**Raw data**
──────
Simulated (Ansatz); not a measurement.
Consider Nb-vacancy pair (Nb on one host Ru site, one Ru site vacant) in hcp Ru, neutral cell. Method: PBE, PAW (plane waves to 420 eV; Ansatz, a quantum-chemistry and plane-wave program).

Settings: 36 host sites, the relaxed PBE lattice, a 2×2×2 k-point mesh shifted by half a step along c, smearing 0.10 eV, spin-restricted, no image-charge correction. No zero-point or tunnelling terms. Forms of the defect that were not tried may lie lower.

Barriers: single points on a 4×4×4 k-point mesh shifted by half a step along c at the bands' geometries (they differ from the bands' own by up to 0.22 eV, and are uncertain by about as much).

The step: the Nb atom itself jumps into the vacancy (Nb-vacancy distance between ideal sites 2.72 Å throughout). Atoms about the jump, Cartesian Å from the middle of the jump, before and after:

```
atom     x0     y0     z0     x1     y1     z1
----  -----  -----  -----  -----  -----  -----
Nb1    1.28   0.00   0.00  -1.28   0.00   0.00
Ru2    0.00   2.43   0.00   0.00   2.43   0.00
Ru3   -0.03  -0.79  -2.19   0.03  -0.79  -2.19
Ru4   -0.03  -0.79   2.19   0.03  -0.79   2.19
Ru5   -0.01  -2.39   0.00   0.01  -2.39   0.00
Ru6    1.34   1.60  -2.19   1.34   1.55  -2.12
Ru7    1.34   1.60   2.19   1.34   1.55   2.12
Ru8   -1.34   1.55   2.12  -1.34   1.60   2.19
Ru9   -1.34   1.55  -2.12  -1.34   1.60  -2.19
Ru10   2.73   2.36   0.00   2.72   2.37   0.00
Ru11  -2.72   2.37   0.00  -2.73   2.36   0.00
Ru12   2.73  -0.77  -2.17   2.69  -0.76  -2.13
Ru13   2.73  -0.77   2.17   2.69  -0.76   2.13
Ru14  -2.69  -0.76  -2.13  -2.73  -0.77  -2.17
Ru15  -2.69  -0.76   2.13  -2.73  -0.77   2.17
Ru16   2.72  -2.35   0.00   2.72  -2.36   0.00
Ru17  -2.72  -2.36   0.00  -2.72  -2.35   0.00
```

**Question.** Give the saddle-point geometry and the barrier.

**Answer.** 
──────

**Task item**
Please give again only the lines from the start of the material through the line holding "Settings: 36 host", exactly as they are written.

**Exercise output**
Simulated (Ansatz); not a measurement.
Consider Nb-vacancy pair (Nb on one host Ru site, one Ru site vacant) in hcp Ru, neutral cell. Method: PBE, PAW (plane waves to 420 eV; Ansatz, a quantum-chemistry and plane-wave program).

Settings: 36 host sites, the relaxed PBE lattice, a 2×2×2 k-point mesh shifted by half a step along c, smearing 0.10 eV, spin-restricted, no image-charge correction. No zero-point or tunnelling terms. Forms of the defect that were not tried may lie lower.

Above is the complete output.